- _WORK ORDER_
Every line from the start of the records below to the line containing "Basis set: cc-pVTZ." should be retyped exactly, that line included, and no others.

- _INFORMATION_
-------------------------

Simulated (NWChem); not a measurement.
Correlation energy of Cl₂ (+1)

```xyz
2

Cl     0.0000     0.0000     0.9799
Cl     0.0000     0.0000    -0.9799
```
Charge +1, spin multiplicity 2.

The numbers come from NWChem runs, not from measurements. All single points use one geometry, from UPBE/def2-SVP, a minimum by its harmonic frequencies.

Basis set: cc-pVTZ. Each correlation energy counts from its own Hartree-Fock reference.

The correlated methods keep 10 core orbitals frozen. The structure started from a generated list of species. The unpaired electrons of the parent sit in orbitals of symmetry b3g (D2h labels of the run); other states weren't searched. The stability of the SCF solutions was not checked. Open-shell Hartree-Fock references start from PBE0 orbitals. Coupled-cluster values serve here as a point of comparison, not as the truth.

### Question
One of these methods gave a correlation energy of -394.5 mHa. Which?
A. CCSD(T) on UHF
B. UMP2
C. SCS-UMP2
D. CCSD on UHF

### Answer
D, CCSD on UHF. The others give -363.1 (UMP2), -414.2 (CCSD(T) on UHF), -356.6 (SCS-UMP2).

-------------------------

- _RESPONSE_
Simulated (NWChem); not a measurement.
Correlation energy of Cl₂ (+1)

```xyz
2

Cl     0.0000     0.0000     0.9799
Cl     0.0000     0.0000    -0.9799
```
Charge +1, spin multiplicity 2.

The numbers come from NWChem runs, not from measurements. All single points use one geometry, from UPBE/def2-SVP, a minimum by its harmonic frequencies.

Basis set: cc-pVTZ. Each correlation energy counts from its own Hartree-Fock reference.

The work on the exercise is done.